▸ **Given data**:
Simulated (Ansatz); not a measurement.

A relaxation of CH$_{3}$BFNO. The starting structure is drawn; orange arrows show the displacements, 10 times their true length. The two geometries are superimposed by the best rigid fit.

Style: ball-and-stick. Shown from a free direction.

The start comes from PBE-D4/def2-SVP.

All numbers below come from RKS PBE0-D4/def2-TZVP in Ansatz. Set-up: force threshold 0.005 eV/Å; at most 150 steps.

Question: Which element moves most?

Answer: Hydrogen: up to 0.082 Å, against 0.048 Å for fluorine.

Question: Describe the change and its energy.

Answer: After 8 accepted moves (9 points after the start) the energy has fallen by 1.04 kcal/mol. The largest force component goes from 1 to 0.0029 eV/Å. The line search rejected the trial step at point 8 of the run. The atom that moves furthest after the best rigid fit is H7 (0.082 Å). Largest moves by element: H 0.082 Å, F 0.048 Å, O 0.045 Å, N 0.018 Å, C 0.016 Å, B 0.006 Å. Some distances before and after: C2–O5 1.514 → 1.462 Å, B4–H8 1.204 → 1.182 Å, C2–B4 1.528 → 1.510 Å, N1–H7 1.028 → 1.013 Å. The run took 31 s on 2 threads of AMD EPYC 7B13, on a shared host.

▸ **Task item**: Set all of the entries down again, exactly as they were given.

▸ **Result**:
Simulated (Ansatz); not a measurement.

A relaxation of CH$_{3}$BFNO. The starting structure is drawn; orange arrows show the displacements, 10 times their true length. The two geometries are superimposed by the best rigid fit.

Style: ball-and-stick. Shown from a free direction.

The start comes from PBE-D4/def2-SVP.

All numbers below come from RKS PBE0-D4/def2-TZVP in Ansatz. Set-up: force threshold 0.005 eV/Å; at most 150 steps.

Question: Which element moves most?

Answer: Hydrogen: up to 0.082 Å, against 0.048 Å for fluorine.

Question: Describe the change and its energy.

Answer: After 8 accepted moves (9 points after the start) the energy has fallen by 1.04 kcal/mol. The largest force component goes from 1 to 0.0029 eV/Å. The line search rejected the trial step at point 8 of the run. The atom that moves furthest after the best rigid fit is H7 (0.082 Å). Largest moves by element: H 0.082 Å, F 0.048 Å, O 0.045 Å, N 0.018 Å, C 0.016 Å, B 0.006 Å. Some distances before and after: C2–O5 1.514 → 1.462 Å, B4–H8 1.204 → 1.182 Å, C2–B4 1.528 → 1.510 Å, N1–H7 1.028 → 1.013 Å. The run took 31 s on 2 threads of AMD EPYC 7B13, on a shared host.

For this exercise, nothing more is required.